Provided records Block Start
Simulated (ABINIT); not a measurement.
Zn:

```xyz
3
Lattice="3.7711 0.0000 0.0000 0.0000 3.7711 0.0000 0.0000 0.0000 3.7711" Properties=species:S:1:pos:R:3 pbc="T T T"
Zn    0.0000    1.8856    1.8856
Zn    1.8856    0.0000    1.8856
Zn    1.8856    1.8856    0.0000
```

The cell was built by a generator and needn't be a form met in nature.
Provided records Block End

- [Assignment]:
What is needed is a word-for-word copy of the records.

- [Answer box]:
Simulated (ABINIT); not a measurement.
Zn:

```xyz
3
Lattice="3.7711 0.0000 0.0000 0.0000 3.7711 0.0000 0.0000 0.0000 3.7711" Properties=species:S:1:pos:R:3 pbc="T T T"
Zn    0.0000    1.8856    1.8856
Zn    1.8856    0.0000    1.8856
Zn    1.8856    1.8856    0.0000
```

The cell was built by a generator and needn't be a form met in nature.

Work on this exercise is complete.